Exercise
Extract every line below, verbatim.

Record extracts
================================

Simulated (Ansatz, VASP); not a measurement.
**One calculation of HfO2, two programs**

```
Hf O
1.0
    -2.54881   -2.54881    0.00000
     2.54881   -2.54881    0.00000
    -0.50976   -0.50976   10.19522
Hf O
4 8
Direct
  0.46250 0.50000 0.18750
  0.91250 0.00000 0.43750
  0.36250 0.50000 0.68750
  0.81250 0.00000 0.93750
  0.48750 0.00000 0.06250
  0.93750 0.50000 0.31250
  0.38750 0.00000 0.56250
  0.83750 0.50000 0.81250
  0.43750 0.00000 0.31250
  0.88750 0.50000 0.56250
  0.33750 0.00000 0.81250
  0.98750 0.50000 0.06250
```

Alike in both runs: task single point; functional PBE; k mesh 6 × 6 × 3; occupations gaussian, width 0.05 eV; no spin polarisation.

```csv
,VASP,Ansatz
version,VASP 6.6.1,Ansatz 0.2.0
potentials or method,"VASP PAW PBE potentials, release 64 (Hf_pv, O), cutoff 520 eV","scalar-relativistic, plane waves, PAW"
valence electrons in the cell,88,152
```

================================

Exercise response
Simulated (Ansatz, VASP); not a measurement.
**One calculation of HfO2, two programs**

```
Hf O
1.0
    -2.54881   -2.54881    0.00000
     2.54881   -2.54881    0.00000
    -0.50976   -0.50976   10.19522
Hf O
4 8
Direct
  0.46250 0.50000 0.18750
  0.91250 0.00000 0.43750
  0.36250 0.50000 0.68750
  0.81250 0.00000 0.93750
  0.48750 0.00000 0.06250
  0.93750 0.50000 0.31250
  0.38750 0.00000 0.56250
  0.83750 0.50000 0.81250
  0.43750 0.00000 0.31250
  0.88750 0.50000 0.56250
  0.33750 0.00000 0.81250
  0.98750 0.50000 0.06250
```

Alike in both runs: task single point; functional PBE; k mesh 6 × 6 × 3; occupations gaussian, width 0.05 eV; no spin polarisation.

```csv
,VASP,Ansatz
version,VASP 6.6.1,Ansatz 0.2.0
potentials or method,"VASP PAW PBE potentials, release 64 (Hf_pv, O), cutoff 520 eV","scalar-relativistic, plane waves, PAW"
valence electrons in the cell,88,152
```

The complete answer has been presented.